═══ Given information ═══
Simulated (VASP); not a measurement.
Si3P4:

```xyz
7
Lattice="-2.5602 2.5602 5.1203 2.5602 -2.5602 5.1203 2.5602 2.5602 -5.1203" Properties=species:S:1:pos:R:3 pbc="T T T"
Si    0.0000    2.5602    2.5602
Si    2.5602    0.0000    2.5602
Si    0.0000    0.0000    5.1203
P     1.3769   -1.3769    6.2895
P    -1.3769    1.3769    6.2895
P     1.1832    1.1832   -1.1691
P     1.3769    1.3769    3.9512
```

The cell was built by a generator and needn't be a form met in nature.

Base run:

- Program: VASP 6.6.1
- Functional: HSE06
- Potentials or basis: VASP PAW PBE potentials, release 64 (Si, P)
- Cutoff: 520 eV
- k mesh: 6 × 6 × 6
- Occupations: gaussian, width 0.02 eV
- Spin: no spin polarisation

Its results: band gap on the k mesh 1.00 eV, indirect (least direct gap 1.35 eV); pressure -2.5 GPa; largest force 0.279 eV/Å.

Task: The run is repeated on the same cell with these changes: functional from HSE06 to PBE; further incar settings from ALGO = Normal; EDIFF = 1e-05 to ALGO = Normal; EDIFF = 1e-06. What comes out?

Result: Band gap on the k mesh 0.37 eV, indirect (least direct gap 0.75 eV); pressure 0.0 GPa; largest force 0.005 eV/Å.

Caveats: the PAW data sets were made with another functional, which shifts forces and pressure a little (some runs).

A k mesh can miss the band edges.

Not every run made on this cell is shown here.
═══

**Task item**
Lines from the top of the entries through the line with "A k mesh can miss the band edges." are to be transcribed exactly, and nothing more.

**Task output**
Simulated (VASP); not a measurement.
Si3P4:

```xyz
7
Lattice="-2.5602 2.5602 5.1203 2.5602 -2.5602 5.1203 2.5602 2.5602 -5.1203" Properties=species:S:1:pos:R:3 pbc="T T T"
Si    0.0000    2.5602    2.5602
Si    2.5602    0.0000    2.5602
Si    0.0000    0.0000    5.1203
P     1.3769   -1.3769    6.2895
P    -1.3769    1.3769    6.2895
P     1.1832    1.1832   -1.1691
P     1.3769    1.3769    3.9512
```

The cell was built by a generator and needn't be a form met in nature.

Base run:

- Program: VASP 6.6.1
- Functional: HSE06
- Potentials or basis: VASP PAW PBE potentials, release 64 (Si, P)
- Cutoff: 520 eV
- k mesh: 6 × 6 × 6
- Occupations: gaussian, width 0.02 eV
- Spin: no spin polarisation

Its results: band gap on the k mesh 1.00 eV, indirect (least direct gap 1.35 eV); pressure -2.5 GPa; largest force 0.279 eV/Å.

Task: The run is repeated on the same cell with these changes: functional from HSE06 to PBE; further incar settings from ALGO = Normal; EDIFF = 1e-05 to ALGO = Normal; EDIFF = 1e-06. What comes out?

Result: Band gap on the k mesh 0.37 eV, indirect (least direct gap 0.75 eV); pressure 0.0 GPa; largest force 0.005 eV/Å.

Caveats: the PAW data sets were made with another functional, which shifts forces and pressure a little (some runs).

A k mesh can miss the band edges.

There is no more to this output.